*Exercise*: The whole listing is to be set down again without alteration.

↓

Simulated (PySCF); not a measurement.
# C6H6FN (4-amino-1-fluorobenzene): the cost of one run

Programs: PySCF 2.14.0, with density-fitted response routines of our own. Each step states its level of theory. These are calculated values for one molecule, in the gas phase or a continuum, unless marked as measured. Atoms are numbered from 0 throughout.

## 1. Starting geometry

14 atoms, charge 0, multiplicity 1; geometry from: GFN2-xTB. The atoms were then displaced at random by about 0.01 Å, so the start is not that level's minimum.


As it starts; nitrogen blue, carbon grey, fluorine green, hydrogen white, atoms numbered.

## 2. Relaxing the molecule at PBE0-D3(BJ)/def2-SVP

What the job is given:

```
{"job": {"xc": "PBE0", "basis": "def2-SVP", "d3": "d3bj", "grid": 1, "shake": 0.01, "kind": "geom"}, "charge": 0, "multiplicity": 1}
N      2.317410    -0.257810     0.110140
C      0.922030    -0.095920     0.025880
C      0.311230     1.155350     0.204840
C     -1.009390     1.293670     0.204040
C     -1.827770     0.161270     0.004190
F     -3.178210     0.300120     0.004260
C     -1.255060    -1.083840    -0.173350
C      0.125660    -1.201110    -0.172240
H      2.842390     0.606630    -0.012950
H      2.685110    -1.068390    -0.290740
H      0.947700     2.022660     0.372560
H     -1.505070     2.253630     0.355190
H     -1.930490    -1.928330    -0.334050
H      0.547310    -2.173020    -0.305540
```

↑

*Answer space*:
Simulated (PySCF); not a measurement.
# C6H6FN (4-amino-1-fluorobenzene): the cost of one run

Programs: PySCF 2.14.0, with density-fitted response routines of our own. Each step states its level of theory. These are calculated values for one molecule, in the gas phase or a continuum, unless marked as measured. Atoms are numbered from 0 throughout.

## 1. Starting geometry

14 atoms, charge 0, multiplicity 1; geometry from: GFN2-xTB. The atoms were then displaced at random by about 0.01 Å, so the start is not that level's minimum.


As it starts; nitrogen blue, carbon grey, fluorine green, hydrogen white, atoms numbered.

## 2. Relaxing the molecule at PBE0-D3(BJ)/def2-SVP

What the job is given:

```
{"job": {"xc": "PBE0", "basis": "def2-SVP", "d3": "d3bj", "grid": 1, "shake": 0.01, "kind": "geom"}, "charge": 0, "multiplicity": 1}
N      2.317410    -0.257810     0.110140
C      0.922030    -0.095920     0.025880
C      0.311230     1.155350     0.204840
C     -1.009390     1.293670     0.204040
C     -1.827770     0.161270     0.004190
F     -3.178210     0.300120     0.004260
C     -1.255060    -1.083840    -0.173350
C      0.125660    -1.201110    -0.172240
H      2.842390     0.606630    -0.012950
H      2.685110    -1.068390    -0.290740
H      0.947700     2.022660     0.372560
H     -1.505070     2.253630     0.355190
H     -1.930490    -1.928330    -0.334050
H      0.547310    -2.173020    -0.305540
```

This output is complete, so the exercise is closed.